**DATA FOR ANALYSIS**:
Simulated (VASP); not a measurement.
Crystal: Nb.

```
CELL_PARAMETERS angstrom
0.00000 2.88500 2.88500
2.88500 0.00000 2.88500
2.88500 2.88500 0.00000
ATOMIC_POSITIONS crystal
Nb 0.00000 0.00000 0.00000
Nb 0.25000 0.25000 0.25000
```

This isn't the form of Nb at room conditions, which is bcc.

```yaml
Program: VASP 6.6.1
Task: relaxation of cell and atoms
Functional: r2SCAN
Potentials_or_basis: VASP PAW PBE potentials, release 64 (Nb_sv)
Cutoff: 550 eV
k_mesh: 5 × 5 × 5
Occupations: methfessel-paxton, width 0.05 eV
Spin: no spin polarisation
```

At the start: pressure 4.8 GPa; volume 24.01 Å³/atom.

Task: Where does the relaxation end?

**ASSIGNED TASK**:
All of the entries must be quoted exactly; please include each one.

**ANSWER SECTION**:
Simulated (VASP); not a measurement.
Crystal: Nb.

```
CELL_PARAMETERS angstrom
0.00000 2.88500 2.88500
2.88500 0.00000 2.88500
2.88500 2.88500 0.00000
ATOMIC_POSITIONS crystal
Nb 0.00000 0.00000 0.00000
Nb 0.25000 0.25000 0.25000
```

This isn't the form of Nb at room conditions, which is bcc.

```yaml
Program: VASP 6.6.1
Task: relaxation of cell and atoms
Functional: r2SCAN
Potentials_or_basis: VASP PAW PBE potentials, release 64 (Nb_sv)
Cutoff: 550 eV
k_mesh: 5 × 5 × 5
Occupations: methfessel-paxton, width 0.05 eV
Spin: no spin polarisation
```

At the start: pressure 4.8 GPa; volume 24.01 Å³/atom.

Task: Where does the relaxation end?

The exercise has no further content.